*-*-*

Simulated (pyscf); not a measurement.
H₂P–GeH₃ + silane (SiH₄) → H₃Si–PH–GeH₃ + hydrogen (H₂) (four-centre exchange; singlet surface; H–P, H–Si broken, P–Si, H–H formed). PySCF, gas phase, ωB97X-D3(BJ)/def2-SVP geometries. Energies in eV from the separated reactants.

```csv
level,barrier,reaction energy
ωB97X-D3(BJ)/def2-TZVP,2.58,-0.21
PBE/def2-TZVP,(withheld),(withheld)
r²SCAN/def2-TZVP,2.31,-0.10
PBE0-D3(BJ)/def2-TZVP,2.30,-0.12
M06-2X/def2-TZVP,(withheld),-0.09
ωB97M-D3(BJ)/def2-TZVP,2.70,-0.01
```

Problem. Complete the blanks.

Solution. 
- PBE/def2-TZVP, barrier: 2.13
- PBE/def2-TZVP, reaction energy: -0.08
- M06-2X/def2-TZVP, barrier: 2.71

*-*-*

When you answer, repeat each entry exactly as it appears above.

Simulated (pyscf); not a measurement.
H₂P–GeH₃ + silane (SiH₄) → H₃Si–PH–GeH₃ + hydrogen (H₂) (four-centre exchange; singlet surface; H–P, H–Si broken, P–Si, H–H formed). PySCF, gas phase, ωB97X-D3(BJ)/def2-SVP geometries. Energies in eV from the separated reactants.

```csv
level,barrier,reaction energy
ωB97X-D3(BJ)/def2-TZVP,2.58,-0.21
PBE/def2-TZVP,(withheld),(withheld)
r²SCAN/def2-TZVP,2.31,-0.10
PBE0-D3(BJ)/def2-TZVP,2.30,-0.12
M06-2X/def2-TZVP,(withheld),-0.09
ωB97M-D3(BJ)/def2-TZVP,2.70,-0.01
```

Problem. Complete the blanks.

Solution. 
- PBE/def2-TZVP, barrier: 2.13
- PBE/def2-TZVP, reaction energy: -0.08
- M06-2X/def2-TZVP, barrier: 2.71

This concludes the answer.